Content starts

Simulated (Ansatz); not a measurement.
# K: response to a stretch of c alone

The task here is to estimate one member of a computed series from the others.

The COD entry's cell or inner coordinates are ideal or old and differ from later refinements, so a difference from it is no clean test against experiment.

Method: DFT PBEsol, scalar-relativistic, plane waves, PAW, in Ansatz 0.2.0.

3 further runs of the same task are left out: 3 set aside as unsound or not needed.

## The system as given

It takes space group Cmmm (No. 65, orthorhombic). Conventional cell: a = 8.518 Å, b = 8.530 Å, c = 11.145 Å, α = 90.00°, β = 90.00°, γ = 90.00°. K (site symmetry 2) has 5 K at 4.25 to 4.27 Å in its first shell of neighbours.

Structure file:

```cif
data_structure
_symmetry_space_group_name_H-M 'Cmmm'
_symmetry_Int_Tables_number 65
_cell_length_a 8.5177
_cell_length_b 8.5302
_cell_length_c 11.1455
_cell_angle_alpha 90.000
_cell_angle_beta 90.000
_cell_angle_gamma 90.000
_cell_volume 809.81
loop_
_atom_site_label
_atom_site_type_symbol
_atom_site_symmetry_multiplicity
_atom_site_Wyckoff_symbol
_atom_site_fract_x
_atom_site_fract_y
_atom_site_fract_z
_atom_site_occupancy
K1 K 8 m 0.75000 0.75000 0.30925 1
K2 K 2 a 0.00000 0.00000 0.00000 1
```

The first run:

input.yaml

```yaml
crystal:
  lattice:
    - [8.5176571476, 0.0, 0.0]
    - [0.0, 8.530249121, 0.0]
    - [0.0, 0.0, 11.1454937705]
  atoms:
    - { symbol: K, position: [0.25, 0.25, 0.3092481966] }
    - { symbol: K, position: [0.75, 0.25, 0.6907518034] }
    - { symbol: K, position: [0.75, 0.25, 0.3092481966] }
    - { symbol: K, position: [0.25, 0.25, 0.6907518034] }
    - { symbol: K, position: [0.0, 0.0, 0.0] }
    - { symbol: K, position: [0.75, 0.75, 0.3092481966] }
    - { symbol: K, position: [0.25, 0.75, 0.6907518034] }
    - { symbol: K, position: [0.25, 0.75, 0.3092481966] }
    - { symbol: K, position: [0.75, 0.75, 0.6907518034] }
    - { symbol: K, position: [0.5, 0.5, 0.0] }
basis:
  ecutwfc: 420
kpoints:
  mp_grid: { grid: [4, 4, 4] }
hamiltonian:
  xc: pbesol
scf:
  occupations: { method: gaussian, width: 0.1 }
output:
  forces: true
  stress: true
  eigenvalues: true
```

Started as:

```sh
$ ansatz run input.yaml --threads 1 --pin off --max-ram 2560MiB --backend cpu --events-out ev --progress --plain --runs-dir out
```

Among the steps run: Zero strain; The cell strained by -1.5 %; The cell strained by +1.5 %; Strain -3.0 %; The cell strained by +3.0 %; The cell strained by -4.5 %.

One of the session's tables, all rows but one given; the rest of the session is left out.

Content ends

Out of the entries above, write out only the lines between the line holding "The COD entry's" and the line holding "Among the steps", inclusive, each exactly as given.

The COD entry's cell or inner coordinates are ideal or old and differ from later refinements, so a difference from it is no clean test against experiment.

Method: DFT PBEsol, scalar-relativistic, plane waves, PAW, in Ansatz 0.2.0.

3 further runs of the same task are left out: 3 set aside as unsound or not needed.

## The system as given

It takes space group Cmmm (No. 65, orthorhombic). Conventional cell: a = 8.518 Å, b = 8.530 Å, c = 11.145 Å, α = 90.00°, β = 90.00°, γ = 90.00°. K (site symmetry 2) has 5 K at 4.25 to 4.27 Å in its first shell of neighbours.

Structure file:

```cif
data_structure
_symmetry_space_group_name_H-M 'Cmmm'
_symmetry_Int_Tables_number 65
_cell_length_a 8.5177
_cell_length_b 8.5302
_cell_length_c 11.1455
_cell_angle_alpha 90.000
_cell_angle_beta 90.000
_cell_angle_gamma 90.000
_cell_volume 809.81
loop_
_atom_site_label
_atom_site_type_symbol
_atom_site_symmetry_multiplicity
_atom_site_Wyckoff_symbol
_atom_site_fract_x
_atom_site_fract_y
_atom_site_fract_z
_atom_site_occupancy
K1 K 8 m 0.75000 0.75000 0.30925 1
K2 K 2 a 0.00000 0.00000 0.00000 1
```

The first run:

input.yaml

```yaml
crystal:
  lattice:
    - [8.5176571476, 0.0, 0.0]
    - [0.0, 8.530249121, 0.0]
    - [0.0, 0.0, 11.1454937705]
  atoms:
    - { symbol: K, position: [0.25, 0.25, 0.3092481966] }
    - { symbol: K, position: [0.75, 0.25, 0.6907518034] }
    - { symbol: K, position: [0.75, 0.25, 0.3092481966] }
    - { symbol: K, position: [0.25, 0.25, 0.6907518034] }
    - { symbol: K, position: [0.0, 0.0, 0.0] }
    - { symbol: K, position: [0.75, 0.75, 0.3092481966] }
    - { symbol: K, position: [0.25, 0.75, 0.6907518034] }
    - { symbol: K, position: [0.25, 0.75, 0.3092481966] }
    - { symbol: K, position: [0.75, 0.75, 0.6907518034] }
    - { symbol: K, position: [0.5, 0.5, 0.0] }
basis:
  ecutwfc: 420
kpoints:
  mp_grid: { grid: [4, 4, 4] }
hamiltonian:
  xc: pbesol
scf:
  occupations: { method: gaussian, width: 0.1 }
output:
  forces: true
  stress: true
  eigenvalues: true
```

Started as:

```sh
$ ansatz run input.yaml --threads 1 --pin off --max-ram 2560MiB --backend cpu --events-out ev --progress --plain --runs-dir out
```

Among the steps run: Zero strain; The cell strained by -1.5 %; The cell strained by +1.5 %; Strain -3.0 %; The cell strained by +3.0 %; The cell strained by -4.5 %.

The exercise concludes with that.